*Assignment*.
Using the listing below, set down each line from the line containing "# Worked calculation: on-chip" through the line containing "A rectangular line", both ends included, exactly and with nothing added.

══ Data provided
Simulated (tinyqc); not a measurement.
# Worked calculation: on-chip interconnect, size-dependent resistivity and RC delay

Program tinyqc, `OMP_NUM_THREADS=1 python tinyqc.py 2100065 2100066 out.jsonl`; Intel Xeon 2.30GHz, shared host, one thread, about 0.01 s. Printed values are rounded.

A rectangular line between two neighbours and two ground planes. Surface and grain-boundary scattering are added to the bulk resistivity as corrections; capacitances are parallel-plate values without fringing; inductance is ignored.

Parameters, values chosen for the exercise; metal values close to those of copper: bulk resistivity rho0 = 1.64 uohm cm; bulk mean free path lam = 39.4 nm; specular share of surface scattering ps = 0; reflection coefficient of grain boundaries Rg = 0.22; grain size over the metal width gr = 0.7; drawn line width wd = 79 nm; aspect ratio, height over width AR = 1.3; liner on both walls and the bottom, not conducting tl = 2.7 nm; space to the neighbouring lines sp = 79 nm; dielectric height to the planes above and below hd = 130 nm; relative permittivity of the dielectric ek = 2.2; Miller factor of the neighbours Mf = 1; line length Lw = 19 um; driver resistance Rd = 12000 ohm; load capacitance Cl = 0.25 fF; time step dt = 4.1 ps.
════

*Exercise result*.
# Worked calculation: on-chip interconnect, size-dependent resistivity and RC delay

Program tinyqc, `OMP_NUM_THREADS=1 python tinyqc.py 2100065 2100066 out.jsonl`; Intel Xeon 2.30GHz, shared host, one thread, about 0.01 s. Printed values are rounded.

A rectangular line between two neighbours and two ground planes. Surface and grain-boundary scattering are added to the bulk resistivity as corrections; capacitances are parallel-plate values without fringing; inductance is ignored.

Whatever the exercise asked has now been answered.